Task item
Your output should be the lines of the entries below, exactly, from the first one through the line that holds "78.8 | 204.8 |".

***** Supplied information
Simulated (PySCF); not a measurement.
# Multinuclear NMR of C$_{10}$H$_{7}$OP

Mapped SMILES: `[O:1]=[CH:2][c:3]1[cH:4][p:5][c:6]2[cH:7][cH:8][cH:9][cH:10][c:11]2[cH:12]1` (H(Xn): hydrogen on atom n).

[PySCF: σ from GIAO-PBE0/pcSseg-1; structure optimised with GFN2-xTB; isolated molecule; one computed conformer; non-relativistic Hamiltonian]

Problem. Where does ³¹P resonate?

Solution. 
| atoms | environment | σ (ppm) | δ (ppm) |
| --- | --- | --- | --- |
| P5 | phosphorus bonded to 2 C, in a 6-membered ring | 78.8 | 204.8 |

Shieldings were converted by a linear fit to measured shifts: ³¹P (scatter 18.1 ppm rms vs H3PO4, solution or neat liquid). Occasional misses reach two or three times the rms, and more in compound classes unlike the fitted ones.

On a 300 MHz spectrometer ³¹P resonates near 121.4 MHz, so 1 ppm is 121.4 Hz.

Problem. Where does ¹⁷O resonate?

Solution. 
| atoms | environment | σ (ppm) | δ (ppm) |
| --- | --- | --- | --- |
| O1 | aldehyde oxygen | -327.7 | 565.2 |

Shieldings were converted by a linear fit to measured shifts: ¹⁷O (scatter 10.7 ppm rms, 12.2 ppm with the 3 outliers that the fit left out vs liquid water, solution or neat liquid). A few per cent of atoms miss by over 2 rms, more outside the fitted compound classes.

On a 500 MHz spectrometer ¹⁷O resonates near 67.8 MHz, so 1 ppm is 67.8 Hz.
**********

Answer space
Simulated (PySCF); not a measurement.
# Multinuclear NMR of C$_{10}$H$_{7}$OP

Mapped SMILES: `[O:1]=[CH:2][c:3]1[cH:4][p:5][c:6]2[cH:7][cH:8][cH:9][cH:10][c:11]2[cH:12]1` (H(Xn): hydrogen on atom n).

[PySCF: σ from GIAO-PBE0/pcSseg-1; structure optimised with GFN2-xTB; isolated molecule; one computed conformer; non-relativistic Hamiltonian]

Problem. Where does ³¹P resonate?

Solution. 
| atoms | environment | σ (ppm) | δ (ppm) |
| --- | --- | --- | --- |
| P5 | phosphorus bonded to 2 C, in a 6-membered ring | 78.8 | 204.8 |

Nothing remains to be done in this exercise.